= = =
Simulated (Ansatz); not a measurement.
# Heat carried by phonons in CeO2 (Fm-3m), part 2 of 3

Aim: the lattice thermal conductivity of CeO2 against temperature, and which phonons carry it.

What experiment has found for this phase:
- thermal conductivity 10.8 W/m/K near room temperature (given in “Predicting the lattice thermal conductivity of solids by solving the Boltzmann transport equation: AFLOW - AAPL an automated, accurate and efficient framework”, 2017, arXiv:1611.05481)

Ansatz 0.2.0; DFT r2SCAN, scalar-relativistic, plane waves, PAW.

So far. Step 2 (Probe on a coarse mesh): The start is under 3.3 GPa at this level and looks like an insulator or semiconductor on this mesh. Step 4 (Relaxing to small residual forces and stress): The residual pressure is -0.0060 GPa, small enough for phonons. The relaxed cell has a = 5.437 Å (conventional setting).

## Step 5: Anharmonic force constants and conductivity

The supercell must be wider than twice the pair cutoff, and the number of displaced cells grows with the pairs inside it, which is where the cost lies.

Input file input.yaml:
= = =

**WORK REQUEST:** Copy the records above exactly, beginning at the line that contains "What experiment has" and stopping after the line that contains "Ansatz 0.2.0; DFT".

**YOUR RESPONSE:**
What experiment has found for this phase:
- thermal conductivity 10.8 W/m/K near room temperature (given in “Predicting the lattice thermal conductivity of solids by solving the Boltzmann transport equation: AFLOW - AAPL an automated, accurate and efficient framework”, 2017, arXiv:1611.05481)

Ansatz 0.2.0; DFT r2SCAN, scalar-relativistic, plane waves, PAW.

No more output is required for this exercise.